- _EXERCISE_:
All lines from the first one in the listing below to the one holding "(4) Cc1ccoc1[SiH2]N[SiH3]", inclusive, are to be copied exactly.

--- START ---

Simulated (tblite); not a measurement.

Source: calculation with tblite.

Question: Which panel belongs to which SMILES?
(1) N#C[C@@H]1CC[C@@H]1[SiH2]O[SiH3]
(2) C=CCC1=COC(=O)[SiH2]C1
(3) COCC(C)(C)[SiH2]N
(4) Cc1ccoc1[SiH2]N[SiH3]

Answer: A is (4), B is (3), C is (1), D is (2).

--- END ---

- _EXERCISE OUTPUT_:
Simulated (tblite); not a measurement.

Source: calculation with tblite.

Question: Which panel belongs to which SMILES?
(1) N#C[C@@H]1CC[C@@H]1[SiH2]O[SiH3]
(2) C=CCC1=COC(=O)[SiH2]C1
(3) COCC(C)(C)[SiH2]N
(4) Cc1ccoc1[SiH2]N[SiH3]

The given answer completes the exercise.